### Data supplied
::::::::::

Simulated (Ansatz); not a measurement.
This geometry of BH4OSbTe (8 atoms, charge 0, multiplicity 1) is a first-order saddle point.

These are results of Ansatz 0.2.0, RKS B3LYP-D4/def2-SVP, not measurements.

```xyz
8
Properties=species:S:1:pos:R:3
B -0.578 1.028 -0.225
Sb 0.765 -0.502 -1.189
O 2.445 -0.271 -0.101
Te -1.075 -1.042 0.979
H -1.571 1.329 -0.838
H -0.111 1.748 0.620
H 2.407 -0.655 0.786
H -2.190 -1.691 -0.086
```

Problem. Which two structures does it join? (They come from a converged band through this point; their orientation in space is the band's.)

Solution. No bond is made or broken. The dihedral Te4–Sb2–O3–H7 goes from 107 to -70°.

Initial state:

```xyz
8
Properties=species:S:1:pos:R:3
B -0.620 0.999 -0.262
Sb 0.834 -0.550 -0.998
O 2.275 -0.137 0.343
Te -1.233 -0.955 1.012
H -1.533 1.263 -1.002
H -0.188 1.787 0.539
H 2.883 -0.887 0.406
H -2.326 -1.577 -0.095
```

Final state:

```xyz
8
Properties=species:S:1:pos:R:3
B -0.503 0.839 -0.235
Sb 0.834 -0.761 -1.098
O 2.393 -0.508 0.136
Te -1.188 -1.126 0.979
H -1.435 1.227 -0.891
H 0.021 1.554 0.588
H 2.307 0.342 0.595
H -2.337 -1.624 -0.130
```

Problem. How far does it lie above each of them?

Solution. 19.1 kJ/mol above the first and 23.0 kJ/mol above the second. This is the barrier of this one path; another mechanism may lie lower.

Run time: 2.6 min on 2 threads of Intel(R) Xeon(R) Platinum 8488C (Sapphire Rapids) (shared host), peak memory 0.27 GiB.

::::::::::

### Work task
The lines to extract from the data above begin with the line containing "Solution. No bond" and end with the line containing "Solution. 19.1 kJ/mol". Extract them exactly, including both.

### Written reply
Solution. No bond is made or broken. The dihedral Te4–Sb2–O3–H7 goes from 107 to -70°.

Initial state:

```xyz
8
Properties=species:S:1:pos:R:3
B -0.620 0.999 -0.262
Sb 0.834 -0.550 -0.998
O 2.275 -0.137 0.343
Te -1.233 -0.955 1.012
H -1.533 1.263 -1.002
H -0.188 1.787 0.539
H 2.883 -0.887 0.406
H -2.326 -1.577 -0.095
```

Final state:

```xyz
8
Properties=species:S:1:pos:R:3
B -0.503 0.839 -0.235
Sb 0.834 -0.761 -1.098
O 2.393 -0.508 0.136
Te -1.188 -1.126 0.979
H -1.435 1.227 -0.891
H 0.021 1.554 0.588
H 2.307 0.342 0.595
H -2.337 -1.624 -0.130
```

Problem. How far does it lie above each of them?

Solution. 19.1 kJ/mol above the first and 23.0 kJ/mol above the second. This is the barrier of this one path; another mechanism may lie lower.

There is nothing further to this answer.